---+---

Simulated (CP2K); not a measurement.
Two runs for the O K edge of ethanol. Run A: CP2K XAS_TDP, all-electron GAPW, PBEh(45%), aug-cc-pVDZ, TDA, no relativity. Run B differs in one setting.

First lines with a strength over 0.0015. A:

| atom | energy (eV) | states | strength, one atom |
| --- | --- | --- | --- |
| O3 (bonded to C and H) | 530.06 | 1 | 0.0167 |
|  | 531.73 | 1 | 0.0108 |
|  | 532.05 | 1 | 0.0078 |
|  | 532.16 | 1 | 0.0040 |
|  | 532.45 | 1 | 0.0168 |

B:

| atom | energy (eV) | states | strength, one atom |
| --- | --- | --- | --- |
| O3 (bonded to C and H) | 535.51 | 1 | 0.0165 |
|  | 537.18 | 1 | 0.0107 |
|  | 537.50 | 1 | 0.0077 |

---+---

*Task item*: An exact copy of the entire material is required.

*Exercise output*:
Simulated (CP2K); not a measurement.
Two runs for the O K edge of ethanol. Run A: CP2K XAS_TDP, all-electron GAPW, PBEh(45%), aug-cc-pVDZ, TDA, no relativity. Run B differs in one setting.

First lines with a strength over 0.0015. A:

| atom | energy (eV) | states | strength, one atom |
| --- | --- | --- | --- |
| O3 (bonded to C and H) | 530.06 | 1 | 0.0167 |
|  | 531.73 | 1 | 0.0108 |
|  | 532.05 | 1 | 0.0078 |
|  | 532.16 | 1 | 0.0040 |
|  | 532.45 | 1 | 0.0168 |

B:

| atom | energy (eV) | states | strength, one atom |
| --- | --- | --- | --- |
| O3 (bonded to C and H) | 535.51 | 1 | 0.0165 |
|  | 537.18 | 1 | 0.0107 |
|  | 537.50 | 1 | 0.0077 |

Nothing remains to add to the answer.